Give an exact reproduction of all the lines in the listing.

__________

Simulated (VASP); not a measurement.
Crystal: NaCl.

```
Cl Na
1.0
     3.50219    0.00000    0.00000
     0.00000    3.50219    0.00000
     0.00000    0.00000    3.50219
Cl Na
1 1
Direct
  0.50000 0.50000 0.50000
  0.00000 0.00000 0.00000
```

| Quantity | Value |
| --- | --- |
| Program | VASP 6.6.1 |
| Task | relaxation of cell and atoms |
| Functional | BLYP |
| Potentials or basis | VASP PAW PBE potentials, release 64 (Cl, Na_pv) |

__________

▶ [Worked solution]
Simulated (VASP); not a measurement.
Crystal: NaCl.

```
Cl Na
1.0
     3.50219    0.00000    0.00000
     0.00000    3.50219    0.00000
     0.00000    0.00000    3.50219
Cl Na
1 1
Direct
  0.50000 0.50000 0.50000
  0.00000 0.00000 0.00000
```

| Quantity | Value |
| --- | --- |
| Program | VASP 6.6.1 |
| Task | relaxation of cell and atoms |
| Functional | BLYP |
| Potentials or basis | VASP PAW PBE potentials, release 64 (Cl, Na_pv) |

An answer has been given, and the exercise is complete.